### ENTRIES SUPPLIED
○ ○ ○

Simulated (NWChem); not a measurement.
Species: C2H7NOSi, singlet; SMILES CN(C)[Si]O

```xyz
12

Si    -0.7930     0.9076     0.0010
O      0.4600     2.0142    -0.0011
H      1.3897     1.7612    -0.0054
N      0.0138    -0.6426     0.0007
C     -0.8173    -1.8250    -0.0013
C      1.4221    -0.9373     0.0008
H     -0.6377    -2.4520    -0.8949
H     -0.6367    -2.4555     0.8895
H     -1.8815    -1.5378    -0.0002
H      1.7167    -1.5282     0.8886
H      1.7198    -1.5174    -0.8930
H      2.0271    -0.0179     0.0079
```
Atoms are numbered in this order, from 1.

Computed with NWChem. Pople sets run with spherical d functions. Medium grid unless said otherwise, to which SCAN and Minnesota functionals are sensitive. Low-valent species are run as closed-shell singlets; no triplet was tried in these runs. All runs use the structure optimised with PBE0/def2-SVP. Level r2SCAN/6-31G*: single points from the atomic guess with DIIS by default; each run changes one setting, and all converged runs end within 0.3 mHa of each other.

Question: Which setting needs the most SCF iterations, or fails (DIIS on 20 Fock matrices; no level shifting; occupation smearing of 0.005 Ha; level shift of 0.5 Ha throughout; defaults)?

○ ○ ○

### EXERCISE
Everything in the material above from the line that has "Atoms are numbered in this order, from 1." through the line that has "Computed with NWChem." must be duplicated exactly, with no other lines given.

### WRITTEN ANSWER
Atoms are numbered in this order, from 1.

Computed with NWChem. Pople sets run with spherical d functions. Medium grid unless said otherwise, to which SCAN and Minnesota functionals are sensitive. Low-valent species are run as closed-shell singlets; no triplet was tried in these runs. All runs use the structure optimised with PBE0/def2-SVP. Level r2SCAN/6-31G*: single points from the atomic guess with DIIS by default; each run changes one setting, and all converged runs end within 0.3 mHa of each other.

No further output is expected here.